==============================

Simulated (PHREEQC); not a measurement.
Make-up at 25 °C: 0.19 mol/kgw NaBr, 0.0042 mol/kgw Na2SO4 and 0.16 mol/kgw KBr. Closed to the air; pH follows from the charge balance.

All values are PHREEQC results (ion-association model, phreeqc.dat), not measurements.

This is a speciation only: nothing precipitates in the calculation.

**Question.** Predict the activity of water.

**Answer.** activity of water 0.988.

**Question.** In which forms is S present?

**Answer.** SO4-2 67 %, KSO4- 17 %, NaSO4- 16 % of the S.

==============================

◆ TASK ITEM ◆
Starting with the first line of the records, repeat every line up to and including the one containing "is S present?", and nothing else.

◆ TASK RESPONSE ◆
Simulated (PHREEQC); not a measurement.
Make-up at 25 °C: 0.19 mol/kgw NaBr, 0.0042 mol/kgw Na2SO4 and 0.16 mol/kgw KBr. Closed to the air; pH follows from the charge balance.

All values are PHREEQC results (ion-association model, phreeqc.dat), not measurements.

This is a speciation only: nothing precipitates in the calculation.

**Question.** Predict the activity of water.

**Answer.** activity of water 0.988.

**Question.** In which forms is S present?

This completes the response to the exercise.